● Data for analysis:
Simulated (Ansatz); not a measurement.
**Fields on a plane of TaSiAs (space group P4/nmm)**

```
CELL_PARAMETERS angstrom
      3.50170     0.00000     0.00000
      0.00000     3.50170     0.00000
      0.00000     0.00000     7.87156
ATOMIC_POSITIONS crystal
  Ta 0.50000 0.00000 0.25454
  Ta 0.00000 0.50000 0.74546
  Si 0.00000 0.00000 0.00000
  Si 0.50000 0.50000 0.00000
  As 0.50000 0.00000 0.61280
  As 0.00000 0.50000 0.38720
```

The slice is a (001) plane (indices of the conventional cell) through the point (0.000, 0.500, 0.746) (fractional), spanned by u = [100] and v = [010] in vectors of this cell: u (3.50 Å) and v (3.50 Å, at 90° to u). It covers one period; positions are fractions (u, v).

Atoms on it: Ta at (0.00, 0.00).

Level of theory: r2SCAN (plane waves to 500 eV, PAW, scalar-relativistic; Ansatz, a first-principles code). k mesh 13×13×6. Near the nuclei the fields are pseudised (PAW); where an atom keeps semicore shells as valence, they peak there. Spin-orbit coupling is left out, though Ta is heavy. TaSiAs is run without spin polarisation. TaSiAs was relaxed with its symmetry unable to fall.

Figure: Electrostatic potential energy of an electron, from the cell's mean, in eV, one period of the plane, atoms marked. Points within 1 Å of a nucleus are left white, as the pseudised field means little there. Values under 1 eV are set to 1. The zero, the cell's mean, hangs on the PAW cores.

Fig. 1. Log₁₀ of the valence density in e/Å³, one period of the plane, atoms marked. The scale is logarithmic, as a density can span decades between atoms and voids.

● Work order:
Please set down all of the records exactly.

● Response area:
Simulated (Ansatz); not a measurement.
**Fields on a plane of TaSiAs (space group P4/nmm)**

```
CELL_PARAMETERS angstrom
      3.50170     0.00000     0.00000
      0.00000     3.50170     0.00000
      0.00000     0.00000     7.87156
ATOMIC_POSITIONS crystal
  Ta 0.50000 0.00000 0.25454
  Ta 0.00000 0.50000 0.74546
  Si 0.00000 0.00000 0.00000
  Si 0.50000 0.50000 0.00000
  As 0.50000 0.00000 0.61280
  As 0.00000 0.50000 0.38720
```

The slice is a (001) plane (indices of the conventional cell) through the point (0.000, 0.500, 0.746) (fractional), spanned by u = [100] and v = [010] in vectors of this cell: u (3.50 Å) and v (3.50 Å, at 90° to u). It covers one period; positions are fractions (u, v).

Atoms on it: Ta at (0.00, 0.00).

Level of theory: r2SCAN (plane waves to 500 eV, PAW, scalar-relativistic; Ansatz, a first-principles code). k mesh 13×13×6. Near the nuclei the fields are pseudised (PAW); where an atom keeps semicore shells as valence, they peak there. Spin-orbit coupling is left out, though Ta is heavy. TaSiAs is run without spin polarisation. TaSiAs was relaxed with its symmetry unable to fall.

Figure: Electrostatic potential energy of an electron, from the cell's mean, in eV, one period of the plane, atoms marked. Points within 1 Å of a nucleus are left white, as the pseudised field means little there. Values under 1 eV are set to 1. The zero, the cell's mean, hangs on the PAW cores.

Fig. 1. Log₁₀ of the valence density in e/Å³, one period of the plane, atoms marked. The scale is logarithmic, as a density can span decades between atoms and voids.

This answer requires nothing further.